(RECORDS SUPPLIED)

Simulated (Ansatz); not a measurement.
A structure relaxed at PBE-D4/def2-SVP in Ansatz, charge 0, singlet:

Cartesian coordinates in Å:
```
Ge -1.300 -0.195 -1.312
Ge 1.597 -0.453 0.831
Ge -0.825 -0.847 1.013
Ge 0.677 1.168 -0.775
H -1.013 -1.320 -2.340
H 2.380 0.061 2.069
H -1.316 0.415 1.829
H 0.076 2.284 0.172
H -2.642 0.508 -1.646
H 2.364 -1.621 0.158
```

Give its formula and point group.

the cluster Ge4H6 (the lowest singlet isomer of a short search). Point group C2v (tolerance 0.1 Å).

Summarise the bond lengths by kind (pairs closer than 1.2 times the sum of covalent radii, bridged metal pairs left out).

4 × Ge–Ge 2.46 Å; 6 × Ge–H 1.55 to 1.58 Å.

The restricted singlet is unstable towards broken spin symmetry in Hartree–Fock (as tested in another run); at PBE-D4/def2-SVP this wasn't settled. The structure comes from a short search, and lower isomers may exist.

(End RECORDS SUPPLIED)

With the first line of the records as the start and the line holding "4 × Ge–Ge 2.46 Å; 6 × Ge–H 1.55 to 1.58 Å." as the end, please copy exactly those lines and no others.

Simulated (Ansatz); not a measurement.
A structure relaxed at PBE-D4/def2-SVP in Ansatz, charge 0, singlet:

Cartesian coordinates in Å:
```
Ge -1.300 -0.195 -1.312
Ge 1.597 -0.453 0.831
Ge -0.825 -0.847 1.013
Ge 0.677 1.168 -0.775
H -1.013 -1.320 -2.340
H 2.380 0.061 2.069
H -1.316 0.415 1.829
H 0.076 2.284 0.172
H -2.642 0.508 -1.646
H 2.364 -1.621 0.158
```

Give its formula and point group.

the cluster Ge4H6 (the lowest singlet isomer of a short search). Point group C2v (tolerance 0.1 Å).

Summarise the bond lengths by kind (pairs closer than 1.2 times the sum of covalent radii, bridged metal pairs left out).

4 × Ge–Ge 2.46 Å; 6 × Ge–H 1.55 to 1.58 Å.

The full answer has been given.